## Action item
Restate each entry word for word, leaving nothing out.

Segment Start: Data shown
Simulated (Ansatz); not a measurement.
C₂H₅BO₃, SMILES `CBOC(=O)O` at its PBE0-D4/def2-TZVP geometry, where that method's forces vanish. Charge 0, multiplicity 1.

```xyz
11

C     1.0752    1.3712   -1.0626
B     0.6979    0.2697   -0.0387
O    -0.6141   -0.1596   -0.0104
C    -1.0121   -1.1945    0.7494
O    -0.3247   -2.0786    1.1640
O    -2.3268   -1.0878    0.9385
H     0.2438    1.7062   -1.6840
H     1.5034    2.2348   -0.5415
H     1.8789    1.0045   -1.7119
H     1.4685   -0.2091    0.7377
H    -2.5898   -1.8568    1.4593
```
Segment End: Data shown

## Task solution
Simulated (Ansatz); not a measurement.
C₂H₅BO₃, SMILES `CBOC(=O)O` at its PBE0-D4/def2-TZVP geometry, where that method's forces vanish. Charge 0, multiplicity 1.

```xyz
11

C     1.0752    1.3712   -1.0626
B     0.6979    0.2697   -0.0387
O    -0.6141   -0.1596   -0.0104
C    -1.0121   -1.1945    0.7494
O    -0.3247   -2.0786    1.1640
O    -2.3268   -1.0878    0.9385
H     0.2438    1.7062   -1.6840
H     1.5034    2.2348   -0.5415
H     1.8789    1.0045   -1.7119
H     1.4685   -0.2091    0.7377
H    -2.5898   -1.8568    1.4593
```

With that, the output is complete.